Work item >> In the entries below, find the line with "Computed by Dirac-Coulomb-Breit" and print exactly every line from there up to and including the line with "Configuration list (outside", with no other lines.

——

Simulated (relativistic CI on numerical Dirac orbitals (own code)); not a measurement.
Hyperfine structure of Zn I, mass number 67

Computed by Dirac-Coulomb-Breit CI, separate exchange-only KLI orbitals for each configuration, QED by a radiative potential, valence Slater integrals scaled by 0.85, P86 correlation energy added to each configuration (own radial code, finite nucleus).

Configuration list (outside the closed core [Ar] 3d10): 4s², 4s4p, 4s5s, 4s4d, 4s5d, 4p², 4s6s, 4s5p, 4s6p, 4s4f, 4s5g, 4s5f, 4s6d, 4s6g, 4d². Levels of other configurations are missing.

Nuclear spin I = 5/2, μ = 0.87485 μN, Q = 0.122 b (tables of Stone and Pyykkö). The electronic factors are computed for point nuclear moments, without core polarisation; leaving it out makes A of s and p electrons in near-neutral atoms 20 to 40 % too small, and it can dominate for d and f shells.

——

Task answer >>
Computed by Dirac-Coulomb-Breit CI, separate exchange-only KLI orbitals for each configuration, QED by a radiative potential, valence Slater integrals scaled by 0.85, P86 correlation energy added to each configuration (own radial code, finite nucleus).

Configuration list (outside the closed core [Ar] 3d10): 4s², 4s4p, 4s5s, 4s4d, 4s5d, 4p², 4s6s, 4s5p, 4s6p, 4s4f, 4s5g, 4s5f, 4s6d, 4s6g, 4d². Levels of other configurations are missing.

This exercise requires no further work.